### Work item
An exact transcription of the lines below, from the first through the one containing "Answer: Through R", is the only output wanted.

####

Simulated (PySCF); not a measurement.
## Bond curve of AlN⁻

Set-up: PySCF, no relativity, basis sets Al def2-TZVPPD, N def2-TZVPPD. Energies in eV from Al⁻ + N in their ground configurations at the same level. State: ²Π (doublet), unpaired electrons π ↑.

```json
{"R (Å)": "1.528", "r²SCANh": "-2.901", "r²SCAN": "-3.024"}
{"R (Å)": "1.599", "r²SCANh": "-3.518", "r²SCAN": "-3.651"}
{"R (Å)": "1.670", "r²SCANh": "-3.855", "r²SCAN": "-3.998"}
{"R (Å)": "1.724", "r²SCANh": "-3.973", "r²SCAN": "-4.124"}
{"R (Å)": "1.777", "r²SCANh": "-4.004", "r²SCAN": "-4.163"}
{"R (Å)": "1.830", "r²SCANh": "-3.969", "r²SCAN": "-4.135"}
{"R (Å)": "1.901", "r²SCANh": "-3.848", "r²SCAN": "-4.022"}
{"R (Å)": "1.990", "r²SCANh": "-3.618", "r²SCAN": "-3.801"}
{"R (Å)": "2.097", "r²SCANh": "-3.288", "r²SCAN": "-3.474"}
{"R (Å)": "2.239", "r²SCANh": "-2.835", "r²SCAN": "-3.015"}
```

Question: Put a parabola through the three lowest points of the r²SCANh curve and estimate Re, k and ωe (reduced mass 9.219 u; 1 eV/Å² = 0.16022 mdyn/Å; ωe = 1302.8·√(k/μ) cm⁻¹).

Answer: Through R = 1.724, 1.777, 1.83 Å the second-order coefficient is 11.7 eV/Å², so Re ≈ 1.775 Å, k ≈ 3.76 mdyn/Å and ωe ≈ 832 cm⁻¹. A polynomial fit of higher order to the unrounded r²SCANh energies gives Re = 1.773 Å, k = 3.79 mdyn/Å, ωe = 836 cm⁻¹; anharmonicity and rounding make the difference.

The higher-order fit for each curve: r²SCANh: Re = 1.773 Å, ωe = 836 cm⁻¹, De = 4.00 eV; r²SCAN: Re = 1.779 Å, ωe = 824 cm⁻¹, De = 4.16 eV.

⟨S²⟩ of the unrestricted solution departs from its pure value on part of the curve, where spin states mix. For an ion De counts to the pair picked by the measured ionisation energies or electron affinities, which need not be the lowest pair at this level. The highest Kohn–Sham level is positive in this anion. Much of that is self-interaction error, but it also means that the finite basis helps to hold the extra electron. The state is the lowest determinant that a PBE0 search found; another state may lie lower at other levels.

####

### Task answer
Simulated (PySCF); not a measurement.
## Bond curve of AlN⁻

Set-up: PySCF, no relativity, basis sets Al def2-TZVPPD, N def2-TZVPPD. Energies in eV from Al⁻ + N in their ground configurations at the same level. State: ²Π (doublet), unpaired electrons π ↑.

```json
{"R (Å)": "1.528", "r²SCANh": "-2.901", "r²SCAN": "-3.024"}
{"R (Å)": "1.599", "r²SCANh": "-3.518", "r²SCAN": "-3.651"}
{"R (Å)": "1.670", "r²SCANh": "-3.855", "r²SCAN": "-3.998"}
{"R (Å)": "1.724", "r²SCANh": "-3.973", "r²SCAN": "-4.124"}
{"R (Å)": "1.777", "r²SCANh": "-4.004", "r²SCAN": "-4.163"}
{"R (Å)": "1.830", "r²SCANh": "-3.969", "r²SCAN": "-4.135"}
{"R (Å)": "1.901", "r²SCANh": "-3.848", "r²SCAN": "-4.022"}
{"R (Å)": "1.990", "r²SCANh": "-3.618", "r²SCAN": "-3.801"}
{"R (Å)": "2.097", "r²SCANh": "-3.288", "r²SCAN": "-3.474"}
{"R (Å)": "2.239", "r²SCANh": "-2.835", "r²SCAN": "-3.015"}
```

Question: Put a parabola through the three lowest points of the r²SCANh curve and estimate Re, k and ωe (reduced mass 9.219 u; 1 eV/Å² = 0.16022 mdyn/Å; ωe = 1302.8·√(k/μ) cm⁻¹).

Answer: Through R = 1.724, 1.777, 1.83 Å the second-order coefficient is 11.7 eV/Å², so Re ≈ 1.775 Å, k ≈ 3.76 mdyn/Å and ωe ≈ 832 cm⁻¹. A polynomial fit of higher order to the unrounded r²SCANh energies gives Re = 1.773 Å, k = 3.79 mdyn/Å, ωe = 836 cm⁻¹; anharmonicity and rounding make the difference.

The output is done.